* _Extracted information_:
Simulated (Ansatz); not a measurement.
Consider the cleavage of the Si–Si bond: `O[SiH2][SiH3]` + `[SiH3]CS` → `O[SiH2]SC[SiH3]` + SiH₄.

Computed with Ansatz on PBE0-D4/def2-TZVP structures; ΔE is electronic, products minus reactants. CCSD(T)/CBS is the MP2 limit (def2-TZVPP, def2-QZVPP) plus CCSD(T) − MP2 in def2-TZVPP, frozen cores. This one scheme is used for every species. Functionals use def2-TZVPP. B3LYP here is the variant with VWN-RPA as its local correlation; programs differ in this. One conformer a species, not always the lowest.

* _Assignment_: Set down every entry again, exactly as written.

* _Your solution_:
Simulated (Ansatz); not a measurement.
Consider the cleavage of the Si–Si bond: `O[SiH2][SiH3]` + `[SiH3]CS` → `O[SiH2]SC[SiH3]` + SiH₄.

Computed with Ansatz on PBE0-D4/def2-TZVP structures; ΔE is electronic, products minus reactants. CCSD(T)/CBS is the MP2 limit (def2-TZVPP, def2-QZVPP) plus CCSD(T) − MP2 in def2-TZVPP, frozen cores. This one scheme is used for every species. Functionals use def2-TZVPP. B3LYP here is the variant with VWN-RPA as its local correlation; programs differ in this. One conformer a species, not always the lowest.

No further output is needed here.